Top of RECORDS PROVIDED
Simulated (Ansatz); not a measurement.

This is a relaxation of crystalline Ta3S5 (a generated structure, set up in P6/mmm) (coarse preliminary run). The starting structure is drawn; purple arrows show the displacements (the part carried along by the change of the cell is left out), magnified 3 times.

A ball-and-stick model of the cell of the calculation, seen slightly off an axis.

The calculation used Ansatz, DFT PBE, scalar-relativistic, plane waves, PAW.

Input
Bottom of RECORDS PROVIDED

**WORK INSTRUCTION:**
Exact duplication of all the data above is expected.

**WRITTEN SOLUTION:**
Simulated (Ansatz); not a measurement.

This is a relaxation of crystalline Ta3S5 (a generated structure, set up in P6/mmm) (coarse preliminary run). The starting structure is drawn; purple arrows show the displacements (the part carried along by the change of the cell is left out), magnified 3 times.

A ball-and-stick model of the cell of the calculation, seen slightly off an axis.

The calculation used Ansatz, DFT PBE, scalar-relativistic, plane waves, PAW.

Input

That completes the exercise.